▶ Work request
Transcribe the records in full.

◆ ◆ ◆
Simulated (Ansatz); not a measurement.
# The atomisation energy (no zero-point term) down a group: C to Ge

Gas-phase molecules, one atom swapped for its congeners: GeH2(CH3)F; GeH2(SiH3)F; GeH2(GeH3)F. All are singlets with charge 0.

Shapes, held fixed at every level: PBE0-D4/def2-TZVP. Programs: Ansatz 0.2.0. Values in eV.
◆ ◆ ◆

▶ Worked solution
Simulated (Ansatz); not a measurement.
# The atomisation energy (no zero-point term) down a group: C to Ge

Gas-phase molecules, one atom swapped for its congeners: GeH2(CH3)F; GeH2(SiH3)F; GeH2(GeH3)F. All are singlets with charge 0.

Shapes, held fixed at every level: PBE0-D4/def2-TZVP. Programs: Ansatz 0.2.0. Values in eV.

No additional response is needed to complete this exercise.